Requirement> The records that follow are to be reproduced verbatim.

(Beginning of Extracted information)
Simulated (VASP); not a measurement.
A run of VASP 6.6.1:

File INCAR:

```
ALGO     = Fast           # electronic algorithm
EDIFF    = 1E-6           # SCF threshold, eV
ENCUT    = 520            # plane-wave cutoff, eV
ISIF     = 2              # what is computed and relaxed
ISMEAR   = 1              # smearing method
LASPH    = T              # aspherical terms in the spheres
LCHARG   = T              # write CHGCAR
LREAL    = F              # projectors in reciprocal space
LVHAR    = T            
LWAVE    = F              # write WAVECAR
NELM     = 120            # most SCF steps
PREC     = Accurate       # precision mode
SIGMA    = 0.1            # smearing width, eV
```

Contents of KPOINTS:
(End of Extracted information)

Written solution>
Simulated (VASP); not a measurement.
A run of VASP 6.6.1:

File INCAR:

```
ALGO     = Fast           # electronic algorithm
EDIFF    = 1E-6           # SCF threshold, eV
ENCUT    = 520            # plane-wave cutoff, eV
ISIF     = 2              # what is computed and relaxed
ISMEAR   = 1              # smearing method
LASPH    = T              # aspherical terms in the spheres
LCHARG   = T              # write CHGCAR
LREAL    = F              # projectors in reciprocal space
LVHAR    = T            
LWAVE    = F              # write WAVECAR
NELM     = 120            # most SCF steps
PREC     = Accurate       # precision mode
SIGMA    = 0.1            # smearing width, eV
```

Contents of KPOINTS:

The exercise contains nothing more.